::::
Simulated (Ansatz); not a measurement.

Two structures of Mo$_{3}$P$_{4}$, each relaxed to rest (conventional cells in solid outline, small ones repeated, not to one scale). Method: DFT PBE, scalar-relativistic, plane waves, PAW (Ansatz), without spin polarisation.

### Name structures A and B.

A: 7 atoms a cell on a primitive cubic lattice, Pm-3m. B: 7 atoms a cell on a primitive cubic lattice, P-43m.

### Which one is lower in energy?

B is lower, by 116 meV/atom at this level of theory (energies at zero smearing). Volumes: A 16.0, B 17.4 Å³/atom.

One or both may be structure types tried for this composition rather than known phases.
::::

-- Activity --
Transcribe the records from their first line. Stop after the line with "### Which one is lower in energy?", including it.

-- Task output --
Simulated (Ansatz); not a measurement.

Two structures of Mo$_{3}$P$_{4}$, each relaxed to rest (conventional cells in solid outline, small ones repeated, not to one scale). Method: DFT PBE, scalar-relativistic, plane waves, PAW (Ansatz), without spin polarisation.

### Name structures A and B.

A: 7 atoms a cell on a primitive cubic lattice, Pm-3m. B: 7 atoms a cell on a primitive cubic lattice, P-43m.

### Which one is lower in energy?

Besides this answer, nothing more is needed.